*RECORDED INFORMATION*.
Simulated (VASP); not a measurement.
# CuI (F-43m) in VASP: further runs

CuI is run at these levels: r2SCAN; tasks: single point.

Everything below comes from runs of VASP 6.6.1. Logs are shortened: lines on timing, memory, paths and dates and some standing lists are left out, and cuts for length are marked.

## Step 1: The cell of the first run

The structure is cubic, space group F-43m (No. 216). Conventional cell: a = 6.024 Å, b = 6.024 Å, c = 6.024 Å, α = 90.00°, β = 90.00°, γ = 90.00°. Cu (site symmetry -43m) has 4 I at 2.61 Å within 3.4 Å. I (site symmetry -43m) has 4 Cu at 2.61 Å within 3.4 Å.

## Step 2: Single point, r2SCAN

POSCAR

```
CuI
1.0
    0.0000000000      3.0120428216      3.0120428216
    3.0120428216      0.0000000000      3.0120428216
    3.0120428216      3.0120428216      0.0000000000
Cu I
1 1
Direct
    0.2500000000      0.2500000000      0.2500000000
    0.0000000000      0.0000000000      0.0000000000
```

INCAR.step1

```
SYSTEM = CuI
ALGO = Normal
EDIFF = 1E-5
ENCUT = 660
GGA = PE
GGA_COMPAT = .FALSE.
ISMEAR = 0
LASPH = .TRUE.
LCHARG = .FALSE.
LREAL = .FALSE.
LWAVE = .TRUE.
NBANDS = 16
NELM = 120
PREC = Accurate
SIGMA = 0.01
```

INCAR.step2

*REQUIREMENT*. Write out the material above exactly and in full.

*PROBLEM SOLUTION*.
Simulated (VASP); not a measurement.
# CuI (F-43m) in VASP: further runs

CuI is run at these levels: r2SCAN; tasks: single point.

Everything below comes from runs of VASP 6.6.1. Logs are shortened: lines on timing, memory, paths and dates and some standing lists are left out, and cuts for length are marked.

## Step 1: The cell of the first run

The structure is cubic, space group F-43m (No. 216). Conventional cell: a = 6.024 Å, b = 6.024 Å, c = 6.024 Å, α = 90.00°, β = 90.00°, γ = 90.00°. Cu (site symmetry -43m) has 4 I at 2.61 Å within 3.4 Å. I (site symmetry -43m) has 4 Cu at 2.61 Å within 3.4 Å.

## Step 2: Single point, r2SCAN

POSCAR

```
CuI
1.0
    0.0000000000      3.0120428216      3.0120428216
    3.0120428216      0.0000000000      3.0120428216
    3.0120428216      3.0120428216      0.0000000000
Cu I
1 1
Direct
    0.2500000000      0.2500000000      0.2500000000
    0.0000000000      0.0000000000      0.0000000000
```

INCAR.step1

```
SYSTEM = CuI
ALGO = Normal
EDIFF = 1E-5
ENCUT = 660
GGA = PE
GGA_COMPAT = .FALSE.
ISMEAR = 0
LASPH = .TRUE.
LCHARG = .FALSE.
LREAL = .FALSE.
LWAVE = .TRUE.
NBANDS = 16
NELM = 120
PREC = Accurate
SIGMA = 0.01
```

INCAR.step2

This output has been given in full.